▶ GIVEN ENTRIES
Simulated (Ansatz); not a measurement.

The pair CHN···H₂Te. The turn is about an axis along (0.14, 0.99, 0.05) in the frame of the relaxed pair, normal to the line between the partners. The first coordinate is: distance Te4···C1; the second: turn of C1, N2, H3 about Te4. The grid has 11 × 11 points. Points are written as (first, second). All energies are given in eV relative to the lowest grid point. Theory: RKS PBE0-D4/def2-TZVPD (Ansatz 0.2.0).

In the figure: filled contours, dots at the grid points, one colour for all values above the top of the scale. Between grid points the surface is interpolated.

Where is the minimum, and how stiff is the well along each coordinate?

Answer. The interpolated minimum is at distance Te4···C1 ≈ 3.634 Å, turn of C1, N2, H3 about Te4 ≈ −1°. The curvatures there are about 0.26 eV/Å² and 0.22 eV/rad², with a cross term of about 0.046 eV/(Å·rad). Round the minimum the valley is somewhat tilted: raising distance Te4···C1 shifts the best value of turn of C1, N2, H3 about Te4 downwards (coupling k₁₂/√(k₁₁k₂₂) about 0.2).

▶ ASSIGNMENT
In the entries above, the lines from the one bearing "In the figure: filled" up to and including the one bearing "Where is the" should be transcribed exactly; no other line is wanted.

▶ WRITTEN SOLUTION
In the figure: filled contours, dots at the grid points, one colour for all values above the top of the scale. Between grid points the surface is interpolated.

Where is the minimum, and how stiff is the well along each coordinate?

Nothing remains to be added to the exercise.